▸ Activity
All records below are to be set down exactly, each character intact.

▸ Data extracts
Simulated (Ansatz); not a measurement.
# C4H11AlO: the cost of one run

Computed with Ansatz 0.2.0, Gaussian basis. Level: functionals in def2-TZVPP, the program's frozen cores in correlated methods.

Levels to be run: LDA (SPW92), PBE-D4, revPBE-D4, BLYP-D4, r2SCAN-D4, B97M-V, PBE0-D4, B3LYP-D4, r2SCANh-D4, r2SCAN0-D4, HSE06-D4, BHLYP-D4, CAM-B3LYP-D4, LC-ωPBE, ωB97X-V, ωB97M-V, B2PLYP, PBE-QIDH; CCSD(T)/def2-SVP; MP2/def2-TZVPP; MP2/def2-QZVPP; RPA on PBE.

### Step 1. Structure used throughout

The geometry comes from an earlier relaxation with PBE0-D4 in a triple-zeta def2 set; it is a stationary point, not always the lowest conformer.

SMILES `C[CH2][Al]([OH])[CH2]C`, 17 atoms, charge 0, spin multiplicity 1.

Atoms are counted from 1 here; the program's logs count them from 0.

▸ Task solution
Simulated (Ansatz); not a measurement.
# C4H11AlO: the cost of one run

Computed with Ansatz 0.2.0, Gaussian basis. Level: functionals in def2-TZVPP, the program's frozen cores in correlated methods.

Levels to be run: LDA (SPW92), PBE-D4, revPBE-D4, BLYP-D4, r2SCAN-D4, B97M-V, PBE0-D4, B3LYP-D4, r2SCANh-D4, r2SCAN0-D4, HSE06-D4, BHLYP-D4, CAM-B3LYP-D4, LC-ωPBE, ωB97X-V, ωB97M-V, B2PLYP, PBE-QIDH; CCSD(T)/def2-SVP; MP2/def2-TZVPP; MP2/def2-QZVPP; RPA on PBE.

### Step 1. Structure used throughout

The geometry comes from an earlier relaxation with PBE0-D4 in a triple-zeta def2 set; it is a stationary point, not always the lowest conformer.

SMILES `C[CH2][Al]([OH])[CH2]C`, 17 atoms, charge 0, spin multiplicity 1.

Atoms are counted from 1 here; the program's logs count them from 0.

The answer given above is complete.